◆ Action item ◆
Nothing may be dropped or added when the entries below are copied.

═════ Records shown ═════
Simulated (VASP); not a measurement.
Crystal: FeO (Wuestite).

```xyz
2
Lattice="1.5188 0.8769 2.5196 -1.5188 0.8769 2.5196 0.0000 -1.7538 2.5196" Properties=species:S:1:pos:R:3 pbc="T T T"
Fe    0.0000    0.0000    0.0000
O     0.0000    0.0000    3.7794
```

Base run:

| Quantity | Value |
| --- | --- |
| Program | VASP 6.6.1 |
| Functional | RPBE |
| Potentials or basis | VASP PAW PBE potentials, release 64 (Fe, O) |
═════

◆ Written response ◆
Simulated (VASP); not a measurement.
Crystal: FeO (Wuestite).

```xyz
2
Lattice="1.5188 0.8769 2.5196 -1.5188 0.8769 2.5196 0.0000 -1.7538 2.5196" Properties=species:S:1:pos:R:3 pbc="T T T"
Fe    0.0000    0.0000    0.0000
O     0.0000    0.0000    3.7794
```

Base run:

| Quantity | Value |
| --- | --- |
| Program | VASP 6.6.1 |
| Functional | RPBE |
| Potentials or basis | VASP PAW PBE potentials, release 64 (Fe, O) |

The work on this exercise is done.